- Extracted entries:
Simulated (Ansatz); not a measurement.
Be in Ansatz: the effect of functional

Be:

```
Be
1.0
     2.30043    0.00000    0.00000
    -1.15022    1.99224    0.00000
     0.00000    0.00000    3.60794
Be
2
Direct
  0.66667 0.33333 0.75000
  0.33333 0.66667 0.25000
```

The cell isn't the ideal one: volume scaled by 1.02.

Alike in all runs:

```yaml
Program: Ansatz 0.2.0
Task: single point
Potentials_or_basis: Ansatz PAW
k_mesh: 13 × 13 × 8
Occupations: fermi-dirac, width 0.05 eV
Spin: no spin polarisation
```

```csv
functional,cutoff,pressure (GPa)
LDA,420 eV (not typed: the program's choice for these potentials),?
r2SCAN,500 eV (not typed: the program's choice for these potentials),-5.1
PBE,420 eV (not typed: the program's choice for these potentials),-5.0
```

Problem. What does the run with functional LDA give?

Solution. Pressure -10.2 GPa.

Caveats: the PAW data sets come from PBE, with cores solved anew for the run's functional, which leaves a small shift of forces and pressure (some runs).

- Exercise:
Precisely the lines between those holding "The cell isn't" and "Solution. Pressure -10.2 GPa.", inclusive, are to be reproduced from the listing above, with nothing added.

- Written response:
The cell isn't the ideal one: volume scaled by 1.02.

Alike in all runs:

```yaml
Program: Ansatz 0.2.0
Task: single point
Potentials_or_basis: Ansatz PAW
k_mesh: 13 × 13 × 8
Occupations: fermi-dirac, width 0.05 eV
Spin: no spin polarisation
```

```csv
functional,cutoff,pressure (GPa)
LDA,420 eV (not typed: the program's choice for these potentials),?
r2SCAN,500 eV (not typed: the program's choice for these potentials),-5.1
PBE,420 eV (not typed: the program's choice for these potentials),-5.0
```

Problem. What does the run with functional LDA give?

Solution. Pressure -10.2 GPa.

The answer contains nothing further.